START MATERIAL PROVIDED

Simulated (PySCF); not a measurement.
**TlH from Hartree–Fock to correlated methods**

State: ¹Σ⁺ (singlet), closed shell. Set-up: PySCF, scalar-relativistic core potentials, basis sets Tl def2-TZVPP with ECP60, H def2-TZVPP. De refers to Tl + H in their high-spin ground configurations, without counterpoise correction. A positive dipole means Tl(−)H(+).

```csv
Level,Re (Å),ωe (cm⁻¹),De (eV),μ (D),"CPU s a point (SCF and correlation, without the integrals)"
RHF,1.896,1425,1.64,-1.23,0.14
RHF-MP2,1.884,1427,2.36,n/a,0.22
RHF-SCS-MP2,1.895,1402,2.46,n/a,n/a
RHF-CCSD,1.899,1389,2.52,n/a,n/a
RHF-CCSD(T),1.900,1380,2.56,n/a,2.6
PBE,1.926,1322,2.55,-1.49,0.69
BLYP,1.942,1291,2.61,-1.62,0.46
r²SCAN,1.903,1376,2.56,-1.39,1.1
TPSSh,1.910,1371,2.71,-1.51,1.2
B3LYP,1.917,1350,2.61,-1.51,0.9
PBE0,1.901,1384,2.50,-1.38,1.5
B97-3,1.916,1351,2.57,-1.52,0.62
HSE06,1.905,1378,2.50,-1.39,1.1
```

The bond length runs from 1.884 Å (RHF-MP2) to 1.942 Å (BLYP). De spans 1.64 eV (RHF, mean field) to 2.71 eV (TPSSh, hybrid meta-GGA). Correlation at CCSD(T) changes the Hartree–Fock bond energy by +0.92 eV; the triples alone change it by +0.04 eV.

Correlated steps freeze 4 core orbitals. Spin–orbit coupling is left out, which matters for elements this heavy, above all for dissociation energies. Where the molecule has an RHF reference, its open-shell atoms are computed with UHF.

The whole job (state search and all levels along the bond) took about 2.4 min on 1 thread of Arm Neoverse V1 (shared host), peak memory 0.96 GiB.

END MATERIAL PROVIDED

-- ASSIGNMENT --
Taking the entries above, write out exactly the lines starting with the line containing "State: ¹Σ⁺ (singlet), closed" and going on through the line containing "Correlated steps freeze", both included, and nothing else.

-- RESULT --
State: ¹Σ⁺ (singlet), closed shell. Set-up: PySCF, scalar-relativistic core potentials, basis sets Tl def2-TZVPP with ECP60, H def2-TZVPP. De refers to Tl + H in their high-spin ground configurations, without counterpoise correction. A positive dipole means Tl(−)H(+).

```csv
Level,Re (Å),ωe (cm⁻¹),De (eV),μ (D),"CPU s a point (SCF and correlation, without the integrals)"
RHF,1.896,1425,1.64,-1.23,0.14
RHF-MP2,1.884,1427,2.36,n/a,0.22
RHF-SCS-MP2,1.895,1402,2.46,n/a,n/a
RHF-CCSD,1.899,1389,2.52,n/a,n/a
RHF-CCSD(T),1.900,1380,2.56,n/a,2.6
PBE,1.926,1322,2.55,-1.49,0.69
BLYP,1.942,1291,2.61,-1.62,0.46
r²SCAN,1.903,1376,2.56,-1.39,1.1
TPSSh,1.910,1371,2.71,-1.51,1.2
B3LYP,1.917,1350,2.61,-1.51,0.9
PBE0,1.901,1384,2.50,-1.38,1.5
B97-3,1.916,1351,2.57,-1.52,0.62
HSE06,1.905,1378,2.50,-1.39,1.1
```

The bond length runs from 1.884 Å (RHF-MP2) to 1.942 Å (BLYP). De spans 1.64 eV (RHF, mean field) to 2.71 eV (TPSSh, hybrid meta-GGA). Correlation at CCSD(T) changes the Hartree–Fock bond energy by +0.92 eV; the triples alone change it by +0.04 eV.

Correlated steps freeze 4 core orbitals. Spin–orbit coupling is left out, which matters for elements this heavy, above all for dissociation energies. Where the molecule has an RHF reference, its open-shell atoms are computed with UHF.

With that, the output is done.